#### [Activity]
Go through the entries below from the first line and transcribe each one exactly, ending with the line that contains "This run uses".

################

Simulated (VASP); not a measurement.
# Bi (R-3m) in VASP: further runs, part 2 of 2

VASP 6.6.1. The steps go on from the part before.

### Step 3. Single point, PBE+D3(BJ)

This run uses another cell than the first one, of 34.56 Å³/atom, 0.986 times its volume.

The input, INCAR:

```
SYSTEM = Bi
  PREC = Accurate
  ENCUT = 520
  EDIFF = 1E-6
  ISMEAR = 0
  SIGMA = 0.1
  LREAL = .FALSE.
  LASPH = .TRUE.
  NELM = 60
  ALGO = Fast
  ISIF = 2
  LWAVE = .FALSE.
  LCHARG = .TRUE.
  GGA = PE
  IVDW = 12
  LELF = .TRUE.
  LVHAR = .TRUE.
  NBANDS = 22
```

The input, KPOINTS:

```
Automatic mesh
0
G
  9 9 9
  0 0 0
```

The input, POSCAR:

################

#### [Written solution]
Simulated (VASP); not a measurement.
# Bi (R-3m) in VASP: further runs, part 2 of 2

VASP 6.6.1. The steps go on from the part before.

### Step 3. Single point, PBE+D3(BJ)

This run uses another cell than the first one, of 34.56 Å³/atom, 0.986 times its volume.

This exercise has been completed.